**Work request:**
All of the data below is to be output exactly as written.

**Dataset:**
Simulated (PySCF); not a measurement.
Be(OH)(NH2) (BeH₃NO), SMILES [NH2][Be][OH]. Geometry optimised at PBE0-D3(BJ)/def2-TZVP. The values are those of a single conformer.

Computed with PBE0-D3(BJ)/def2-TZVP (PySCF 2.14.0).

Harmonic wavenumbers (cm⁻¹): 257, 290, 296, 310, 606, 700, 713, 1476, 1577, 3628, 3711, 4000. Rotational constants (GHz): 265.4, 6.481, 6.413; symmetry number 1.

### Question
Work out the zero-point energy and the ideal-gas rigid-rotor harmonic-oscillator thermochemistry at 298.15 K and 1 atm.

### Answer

**Answer area:**
Simulated (PySCF); not a measurement.
Be(OH)(NH2) (BeH₃NO), SMILES [NH2][Be][OH]. Geometry optimised at PBE0-D3(BJ)/def2-TZVP. The values are those of a single conformer.

Computed with PBE0-D3(BJ)/def2-TZVP (PySCF 2.14.0).

Harmonic wavenumbers (cm⁻¹): 257, 290, 296, 310, 606, 700, 713, 1476, 1577, 3628, 3711, 4000. Rotational constants (GHz): 265.4, 6.481, 6.413; symmetry number 1.

### Question
Work out the zero-point energy and the ideal-gas rigid-rotor harmonic-oscillator thermochemistry at 298.15 K and 1 atm.

### Answer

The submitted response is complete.